Work order. Your answer should consist solely of the lines from the first line of the data through the line with "(C) [SiH3]CCC[SiH2][SiH3]", each reproduced exactly.

Extracted records.
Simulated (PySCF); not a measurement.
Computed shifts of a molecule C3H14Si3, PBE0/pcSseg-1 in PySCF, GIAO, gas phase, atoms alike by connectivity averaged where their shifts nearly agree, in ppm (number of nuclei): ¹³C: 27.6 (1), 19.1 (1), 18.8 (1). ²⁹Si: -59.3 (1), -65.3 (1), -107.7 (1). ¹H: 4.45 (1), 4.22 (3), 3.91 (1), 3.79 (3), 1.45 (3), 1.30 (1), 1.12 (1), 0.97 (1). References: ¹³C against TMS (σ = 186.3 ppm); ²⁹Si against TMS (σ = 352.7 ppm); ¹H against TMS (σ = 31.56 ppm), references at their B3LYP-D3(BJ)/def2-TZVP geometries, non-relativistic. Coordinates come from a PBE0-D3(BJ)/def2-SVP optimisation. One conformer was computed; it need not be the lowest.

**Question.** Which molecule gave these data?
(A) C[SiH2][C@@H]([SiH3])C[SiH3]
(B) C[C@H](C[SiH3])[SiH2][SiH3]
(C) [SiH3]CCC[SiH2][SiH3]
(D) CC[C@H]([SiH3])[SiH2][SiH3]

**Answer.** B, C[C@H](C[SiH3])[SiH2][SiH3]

Task solution.
Simulated (PySCF); not a measurement.
Computed shifts of a molecule C3H14Si3, PBE0/pcSseg-1 in PySCF, GIAO, gas phase, atoms alike by connectivity averaged where their shifts nearly agree, in ppm (number of nuclei): ¹³C: 27.6 (1), 19.1 (1), 18.8 (1). ²⁹Si: -59.3 (1), -65.3 (1), -107.7 (1). ¹H: 4.45 (1), 4.22 (3), 3.91 (1), 3.79 (3), 1.45 (3), 1.30 (1), 1.12 (1), 0.97 (1). References: ¹³C against TMS (σ = 186.3 ppm); ²⁹Si against TMS (σ = 352.7 ppm); ¹H against TMS (σ = 31.56 ppm), references at their B3LYP-D3(BJ)/def2-TZVP geometries, non-relativistic. Coordinates come from a PBE0-D3(BJ)/def2-SVP optimisation. One conformer was computed; it need not be the lowest.

**Question.** Which molecule gave these data?
(A) C[SiH2][C@@H]([SiH3])C[SiH3]
(B) C[C@H](C[SiH3])[SiH2][SiH3]
(C) [SiH3]CCC[SiH2][SiH3]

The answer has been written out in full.